——————————

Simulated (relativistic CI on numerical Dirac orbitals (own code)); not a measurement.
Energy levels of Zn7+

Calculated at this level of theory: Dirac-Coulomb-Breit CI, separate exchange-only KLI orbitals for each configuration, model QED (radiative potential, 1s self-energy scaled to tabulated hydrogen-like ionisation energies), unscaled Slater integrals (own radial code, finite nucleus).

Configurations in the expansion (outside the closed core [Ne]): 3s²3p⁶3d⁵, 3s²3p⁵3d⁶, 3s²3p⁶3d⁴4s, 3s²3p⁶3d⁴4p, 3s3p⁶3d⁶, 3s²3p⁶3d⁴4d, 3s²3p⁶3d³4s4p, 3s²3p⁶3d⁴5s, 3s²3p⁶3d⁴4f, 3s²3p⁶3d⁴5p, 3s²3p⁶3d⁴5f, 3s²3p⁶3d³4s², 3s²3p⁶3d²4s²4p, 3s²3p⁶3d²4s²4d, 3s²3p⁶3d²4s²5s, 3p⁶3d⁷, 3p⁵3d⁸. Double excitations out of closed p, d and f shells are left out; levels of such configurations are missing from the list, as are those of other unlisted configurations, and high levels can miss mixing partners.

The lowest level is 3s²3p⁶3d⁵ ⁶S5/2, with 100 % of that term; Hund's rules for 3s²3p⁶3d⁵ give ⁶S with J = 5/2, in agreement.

——————————

#### [Work request]
All that is wanted is the run of lines from the start of the data through the line containing "Calculated at this", copied word for word.

#### [Answer section]
Simulated (relativistic CI on numerical Dirac orbitals (own code)); not a measurement.
Energy levels of Zn7+

Calculated at this level of theory: Dirac-Coulomb-Breit CI, separate exchange-only KLI orbitals for each configuration, model QED (radiative potential, 1s self-energy scaled to tabulated hydrogen-like ionisation energies), unscaled Slater integrals (own radial code, finite nucleus).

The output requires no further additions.